• **Work instruction**
Your answer must consist solely of the lines from the start of the entries below through the line with "Alike in all", unchanged.

*** Opening Data to examine ***
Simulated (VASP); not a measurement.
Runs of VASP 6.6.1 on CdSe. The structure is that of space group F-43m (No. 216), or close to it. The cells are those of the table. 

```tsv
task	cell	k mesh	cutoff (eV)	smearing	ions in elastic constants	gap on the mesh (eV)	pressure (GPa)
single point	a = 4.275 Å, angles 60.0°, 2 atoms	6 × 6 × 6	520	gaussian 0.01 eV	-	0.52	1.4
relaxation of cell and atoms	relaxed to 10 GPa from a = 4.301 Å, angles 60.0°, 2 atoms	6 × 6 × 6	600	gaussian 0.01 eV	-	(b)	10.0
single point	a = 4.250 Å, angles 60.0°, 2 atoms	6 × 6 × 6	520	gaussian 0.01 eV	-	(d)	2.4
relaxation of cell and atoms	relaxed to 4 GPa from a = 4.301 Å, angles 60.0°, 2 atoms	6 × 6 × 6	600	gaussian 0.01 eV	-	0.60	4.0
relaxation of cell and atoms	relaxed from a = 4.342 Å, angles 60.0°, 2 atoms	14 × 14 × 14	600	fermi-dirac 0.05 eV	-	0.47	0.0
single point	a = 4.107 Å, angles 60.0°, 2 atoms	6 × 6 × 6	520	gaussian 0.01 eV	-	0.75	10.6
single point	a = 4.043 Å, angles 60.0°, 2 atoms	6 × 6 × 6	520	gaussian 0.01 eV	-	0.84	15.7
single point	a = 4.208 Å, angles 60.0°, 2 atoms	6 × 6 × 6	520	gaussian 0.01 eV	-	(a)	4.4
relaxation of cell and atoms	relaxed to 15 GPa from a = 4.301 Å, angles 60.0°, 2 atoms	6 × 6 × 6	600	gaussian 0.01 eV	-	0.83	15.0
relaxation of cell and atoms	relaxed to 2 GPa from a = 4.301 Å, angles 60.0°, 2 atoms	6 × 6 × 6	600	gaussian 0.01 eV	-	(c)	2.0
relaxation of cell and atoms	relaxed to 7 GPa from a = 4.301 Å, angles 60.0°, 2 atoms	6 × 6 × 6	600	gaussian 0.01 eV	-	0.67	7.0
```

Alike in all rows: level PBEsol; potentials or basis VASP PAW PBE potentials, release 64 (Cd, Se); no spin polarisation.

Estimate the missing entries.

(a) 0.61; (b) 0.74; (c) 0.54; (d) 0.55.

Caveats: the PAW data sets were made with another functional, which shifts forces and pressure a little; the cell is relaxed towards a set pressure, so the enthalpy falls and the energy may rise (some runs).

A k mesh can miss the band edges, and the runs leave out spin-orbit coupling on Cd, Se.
*** Closing Data to examine ***

• **Task output**
Simulated (VASP); not a measurement.
Runs of VASP 6.6.1 on CdSe. The structure is that of space group F-43m (No. 216), or close to it. The cells are those of the table. 

```tsv
task	cell	k mesh	cutoff (eV)	smearing	ions in elastic constants	gap on the mesh (eV)	pressure (GPa)
single point	a = 4.275 Å, angles 60.0°, 2 atoms	6 × 6 × 6	520	gaussian 0.01 eV	-	0.52	1.4
relaxation of cell and atoms	relaxed to 10 GPa from a = 4.301 Å, angles 60.0°, 2 atoms	6 × 6 × 6	600	gaussian 0.01 eV	-	(b)	10.0
single point	a = 4.250 Å, angles 60.0°, 2 atoms	6 × 6 × 6	520	gaussian 0.01 eV	-	(d)	2.4
relaxation of cell and atoms	relaxed to 4 GPa from a = 4.301 Å, angles 60.0°, 2 atoms	6 × 6 × 6	600	gaussian 0.01 eV	-	0.60	4.0
relaxation of cell and atoms	relaxed from a = 4.342 Å, angles 60.0°, 2 atoms	14 × 14 × 14	600	fermi-dirac 0.05 eV	-	0.47	0.0
single point	a = 4.107 Å, angles 60.0°, 2 atoms	6 × 6 × 6	520	gaussian 0.01 eV	-	0.75	10.6
single point	a = 4.043 Å, angles 60.0°, 2 atoms	6 × 6 × 6	520	gaussian 0.01 eV	-	0.84	15.7
single point	a = 4.208 Å, angles 60.0°, 2 atoms	6 × 6 × 6	520	gaussian 0.01 eV	-	(a)	4.4
relaxation of cell and atoms	relaxed to 15 GPa from a = 4.301 Å, angles 60.0°, 2 atoms	6 × 6 × 6	600	gaussian 0.01 eV	-	0.83	15.0
relaxation of cell and atoms	relaxed to 2 GPa from a = 4.301 Å, angles 60.0°, 2 atoms	6 × 6 × 6	600	gaussian 0.01 eV	-	(c)	2.0
relaxation of cell and atoms	relaxed to 7 GPa from a = 4.301 Å, angles 60.0°, 2 atoms	6 × 6 × 6	600	gaussian 0.01 eV	-	0.67	7.0
```

Alike in all rows: level PBEsol; potentials or basis VASP PAW PBE potentials, release 64 (Cd, Se); no spin polarisation.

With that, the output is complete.